•••••
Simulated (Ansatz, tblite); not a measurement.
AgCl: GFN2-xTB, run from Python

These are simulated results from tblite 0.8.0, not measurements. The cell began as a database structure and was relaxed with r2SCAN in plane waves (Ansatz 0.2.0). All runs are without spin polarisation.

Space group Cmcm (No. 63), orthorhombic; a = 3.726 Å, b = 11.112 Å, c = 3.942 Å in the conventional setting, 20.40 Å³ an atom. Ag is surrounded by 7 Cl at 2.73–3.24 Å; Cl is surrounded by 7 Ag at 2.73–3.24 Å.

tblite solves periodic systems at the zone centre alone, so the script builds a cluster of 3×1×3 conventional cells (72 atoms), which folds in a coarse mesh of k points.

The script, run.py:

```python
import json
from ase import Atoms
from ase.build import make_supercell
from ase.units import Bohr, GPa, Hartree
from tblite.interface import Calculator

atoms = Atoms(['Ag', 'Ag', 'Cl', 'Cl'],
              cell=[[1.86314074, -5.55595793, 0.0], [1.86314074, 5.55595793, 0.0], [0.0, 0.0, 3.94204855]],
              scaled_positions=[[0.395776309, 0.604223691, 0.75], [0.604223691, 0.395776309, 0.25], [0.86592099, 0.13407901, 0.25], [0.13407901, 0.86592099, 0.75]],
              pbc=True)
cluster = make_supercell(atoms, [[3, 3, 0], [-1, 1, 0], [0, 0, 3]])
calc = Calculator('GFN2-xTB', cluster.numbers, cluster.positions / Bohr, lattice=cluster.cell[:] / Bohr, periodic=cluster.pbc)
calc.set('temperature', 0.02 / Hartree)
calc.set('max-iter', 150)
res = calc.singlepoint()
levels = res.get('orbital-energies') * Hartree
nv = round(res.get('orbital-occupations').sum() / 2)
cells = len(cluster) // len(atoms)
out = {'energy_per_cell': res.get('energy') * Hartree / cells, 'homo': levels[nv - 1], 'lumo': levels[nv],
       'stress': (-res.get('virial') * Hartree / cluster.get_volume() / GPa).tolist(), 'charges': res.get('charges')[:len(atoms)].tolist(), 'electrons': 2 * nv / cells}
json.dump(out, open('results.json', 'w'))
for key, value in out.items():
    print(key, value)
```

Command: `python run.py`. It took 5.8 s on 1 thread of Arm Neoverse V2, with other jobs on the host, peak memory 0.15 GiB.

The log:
•••••

▶ [ACTIVITY]:
Write out, exactly and with nothing else, the lines of the listing above from its first line through the line with "These are simulated".

▶ [WRITTEN RESPONSE]:
Simulated (Ansatz, tblite); not a measurement.
AgCl: GFN2-xTB, run from Python

These are simulated results from tblite 0.8.0, not measurements. The cell began as a database structure and was relaxed with r2SCAN in plane waves (Ansatz 0.2.0). All runs are without spin polarisation.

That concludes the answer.